# [Exercise]
Up to and including the line with "Q: How do the", output the records exactly as they appear.

Top of Exercise data

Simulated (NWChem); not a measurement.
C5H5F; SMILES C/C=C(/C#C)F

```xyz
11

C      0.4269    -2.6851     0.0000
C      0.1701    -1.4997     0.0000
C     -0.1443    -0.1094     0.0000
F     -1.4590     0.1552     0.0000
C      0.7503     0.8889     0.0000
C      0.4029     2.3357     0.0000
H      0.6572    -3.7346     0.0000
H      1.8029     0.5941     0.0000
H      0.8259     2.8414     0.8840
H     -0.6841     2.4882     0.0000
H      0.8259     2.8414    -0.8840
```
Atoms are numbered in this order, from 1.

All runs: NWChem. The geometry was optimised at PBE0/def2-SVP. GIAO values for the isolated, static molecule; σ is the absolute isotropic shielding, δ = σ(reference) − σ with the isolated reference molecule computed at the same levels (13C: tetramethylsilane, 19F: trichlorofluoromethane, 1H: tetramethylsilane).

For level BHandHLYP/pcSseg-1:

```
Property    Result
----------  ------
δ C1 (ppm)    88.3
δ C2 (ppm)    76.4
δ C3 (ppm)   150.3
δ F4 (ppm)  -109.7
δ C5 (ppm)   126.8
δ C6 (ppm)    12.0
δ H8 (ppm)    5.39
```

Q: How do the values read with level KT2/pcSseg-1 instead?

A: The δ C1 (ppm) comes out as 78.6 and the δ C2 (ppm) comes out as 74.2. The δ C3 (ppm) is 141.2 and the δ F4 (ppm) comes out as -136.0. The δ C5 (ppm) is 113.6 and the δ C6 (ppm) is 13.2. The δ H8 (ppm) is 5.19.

Bottom of Exercise data

# [Task answer]
Simulated (NWChem); not a measurement.
C5H5F; SMILES C/C=C(/C#C)F

```xyz
11

C      0.4269    -2.6851     0.0000
C      0.1701    -1.4997     0.0000
C     -0.1443    -0.1094     0.0000
F     -1.4590     0.1552     0.0000
C      0.7503     0.8889     0.0000
C      0.4029     2.3357     0.0000
H      0.6572    -3.7346     0.0000
H      1.8029     0.5941     0.0000
H      0.8259     2.8414     0.8840
H     -0.6841     2.4882     0.0000
H      0.8259     2.8414    -0.8840
```
Atoms are numbered in this order, from 1.

All runs: NWChem. The geometry was optimised at PBE0/def2-SVP. GIAO values for the isolated, static molecule; σ is the absolute isotropic shielding, δ = σ(reference) − σ with the isolated reference molecule computed at the same levels (13C: tetramethylsilane, 19F: trichlorofluoromethane, 1H: tetramethylsilane).

For level BHandHLYP/pcSseg-1:

```
Property    Result
----------  ------
δ C1 (ppm)    88.3
δ C2 (ppm)    76.4
δ C3 (ppm)   150.3
δ F4 (ppm)  -109.7
δ C5 (ppm)   126.8
δ C6 (ppm)    12.0
δ H8 (ppm)    5.39
```

Q: How do the values read with level KT2/pcSseg-1 instead?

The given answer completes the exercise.